Write out all of the listing exactly. Add nothing to it.

--

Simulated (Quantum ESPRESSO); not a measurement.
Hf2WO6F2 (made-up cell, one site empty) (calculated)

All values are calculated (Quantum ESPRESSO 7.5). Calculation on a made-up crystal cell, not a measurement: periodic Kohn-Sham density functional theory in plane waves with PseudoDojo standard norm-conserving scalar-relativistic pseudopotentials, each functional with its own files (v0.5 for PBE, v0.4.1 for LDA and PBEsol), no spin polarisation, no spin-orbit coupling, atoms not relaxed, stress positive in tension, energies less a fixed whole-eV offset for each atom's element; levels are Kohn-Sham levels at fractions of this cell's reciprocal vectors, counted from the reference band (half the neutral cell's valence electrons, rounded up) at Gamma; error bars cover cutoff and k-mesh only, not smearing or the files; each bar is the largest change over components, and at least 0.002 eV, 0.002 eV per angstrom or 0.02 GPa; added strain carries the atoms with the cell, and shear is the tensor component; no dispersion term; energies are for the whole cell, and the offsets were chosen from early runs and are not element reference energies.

--

▸ **Answer area**
Simulated (Quantum ESPRESSO); not a measurement.
Hf2WO6F2 (made-up cell, one site empty) (calculated)

All values are calculated (Quantum ESPRESSO 7.5). Calculation on a made-up crystal cell, not a measurement: periodic Kohn-Sham density functional theory in plane waves with PseudoDojo standard norm-conserving scalar-relativistic pseudopotentials, each functional with its own files (v0.5 for PBE, v0.4.1 for LDA and PBEsol), no spin polarisation, no spin-orbit coupling, atoms not relaxed, stress positive in tension, energies less a fixed whole-eV offset for each atom's element; levels are Kohn-Sham levels at fractions of this cell's reciprocal vectors, counted from the reference band (half the neutral cell's valence electrons, rounded up) at Gamma; error bars cover cutoff and k-mesh only, not smearing or the files; each bar is the largest change over components, and at least 0.002 eV, 0.002 eV per angstrom or 0.02 GPa; added strain carries the atoms with the cell, and shear is the tensor component; no dispersion term; energies are for the whole cell, and the offsets were chosen from early runs and are not element reference energies.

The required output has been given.